Required action: How do the lines below between the ones holding "Outline of the" and "Some strong electric-dipole", inclusive, read? Give them again exactly, with no other lines.

---- Data supplied
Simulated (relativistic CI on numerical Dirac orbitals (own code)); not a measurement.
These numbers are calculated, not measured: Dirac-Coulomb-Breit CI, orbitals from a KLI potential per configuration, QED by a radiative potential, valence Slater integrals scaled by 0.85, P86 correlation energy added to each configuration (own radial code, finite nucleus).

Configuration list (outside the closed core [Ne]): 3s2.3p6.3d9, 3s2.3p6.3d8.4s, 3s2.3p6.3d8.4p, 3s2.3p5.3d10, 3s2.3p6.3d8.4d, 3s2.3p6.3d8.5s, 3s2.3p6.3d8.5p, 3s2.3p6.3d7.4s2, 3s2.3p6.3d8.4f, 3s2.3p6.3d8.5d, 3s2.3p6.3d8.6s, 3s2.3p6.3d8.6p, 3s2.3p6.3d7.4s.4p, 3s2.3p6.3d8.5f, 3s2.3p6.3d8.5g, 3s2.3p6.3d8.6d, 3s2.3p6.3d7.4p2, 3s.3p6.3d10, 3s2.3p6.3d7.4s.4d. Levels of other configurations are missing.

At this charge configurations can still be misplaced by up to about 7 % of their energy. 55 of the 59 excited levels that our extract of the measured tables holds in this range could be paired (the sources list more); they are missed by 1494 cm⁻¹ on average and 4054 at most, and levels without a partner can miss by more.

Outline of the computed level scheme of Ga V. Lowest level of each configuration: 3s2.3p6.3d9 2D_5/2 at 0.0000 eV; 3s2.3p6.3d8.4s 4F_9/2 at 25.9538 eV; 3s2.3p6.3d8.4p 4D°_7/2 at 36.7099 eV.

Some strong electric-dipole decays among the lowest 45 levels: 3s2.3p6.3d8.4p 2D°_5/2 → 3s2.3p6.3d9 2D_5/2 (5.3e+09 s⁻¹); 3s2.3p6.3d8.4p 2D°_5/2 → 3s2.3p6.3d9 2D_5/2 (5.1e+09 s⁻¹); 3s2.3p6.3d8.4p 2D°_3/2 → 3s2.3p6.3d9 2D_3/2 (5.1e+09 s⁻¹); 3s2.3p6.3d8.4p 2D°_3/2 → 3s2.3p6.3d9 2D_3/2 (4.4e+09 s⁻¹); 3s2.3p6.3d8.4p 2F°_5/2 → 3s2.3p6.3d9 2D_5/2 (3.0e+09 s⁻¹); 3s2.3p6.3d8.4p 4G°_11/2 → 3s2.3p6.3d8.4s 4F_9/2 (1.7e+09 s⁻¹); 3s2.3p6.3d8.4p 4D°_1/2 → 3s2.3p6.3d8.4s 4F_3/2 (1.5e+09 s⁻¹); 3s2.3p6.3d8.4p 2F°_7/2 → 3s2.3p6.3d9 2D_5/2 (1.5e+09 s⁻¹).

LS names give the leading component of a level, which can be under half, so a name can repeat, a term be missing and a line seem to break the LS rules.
--------

Result:
Outline of the computed level scheme of Ga V. Lowest level of each configuration: 3s2.3p6.3d9 2D_5/2 at 0.0000 eV; 3s2.3p6.3d8.4s 4F_9/2 at 25.9538 eV; 3s2.3p6.3d8.4p 4D°_7/2 at 36.7099 eV.

Some strong electric-dipole decays among the lowest 45 levels: 3s2.3p6.3d8.4p 2D°_5/2 → 3s2.3p6.3d9 2D_5/2 (5.3e+09 s⁻¹); 3s2.3p6.3d8.4p 2D°_5/2 → 3s2.3p6.3d9 2D_5/2 (5.1e+09 s⁻¹); 3s2.3p6.3d8.4p 2D°_3/2 → 3s2.3p6.3d9 2D_3/2 (5.1e+09 s⁻¹); 3s2.3p6.3d8.4p 2D°_3/2 → 3s2.3p6.3d9 2D_3/2 (4.4e+09 s⁻¹); 3s2.3p6.3d8.4p 2F°_5/2 → 3s2.3p6.3d9 2D_5/2 (3.0e+09 s⁻¹); 3s2.3p6.3d8.4p 4G°_11/2 → 3s2.3p6.3d8.4s 4F_9/2 (1.7e+09 s⁻¹); 3s2.3p6.3d8.4p 4D°_1/2 → 3s2.3p6.3d8.4s 4F_3/2 (1.5e+09 s⁻¹); 3s2.3p6.3d8.4p 2F°_7/2 → 3s2.3p6.3d9 2D_5/2 (1.5e+09 s⁻¹).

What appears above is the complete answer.